Data:
○ ○ ○

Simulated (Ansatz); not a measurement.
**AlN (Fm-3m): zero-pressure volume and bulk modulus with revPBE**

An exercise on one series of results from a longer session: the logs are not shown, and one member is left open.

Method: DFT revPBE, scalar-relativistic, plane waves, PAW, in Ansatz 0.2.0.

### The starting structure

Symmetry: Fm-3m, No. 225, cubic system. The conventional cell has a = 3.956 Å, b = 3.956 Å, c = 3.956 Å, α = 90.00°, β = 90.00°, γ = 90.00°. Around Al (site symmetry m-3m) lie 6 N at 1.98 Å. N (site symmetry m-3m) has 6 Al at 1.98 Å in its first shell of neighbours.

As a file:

○ ○ ○

In the listing above, find the line with "modulus with revPBE**" and the line with "### The starting structure", then print exactly those two lines and every line between them, and nothing more.

**AlN (Fm-3m): zero-pressure volume and bulk modulus with revPBE**

An exercise on one series of results from a longer session: the logs are not shown, and one member is left open.

Method: DFT revPBE, scalar-relativistic, plane waves, PAW, in Ansatz 0.2.0.

### The starting structure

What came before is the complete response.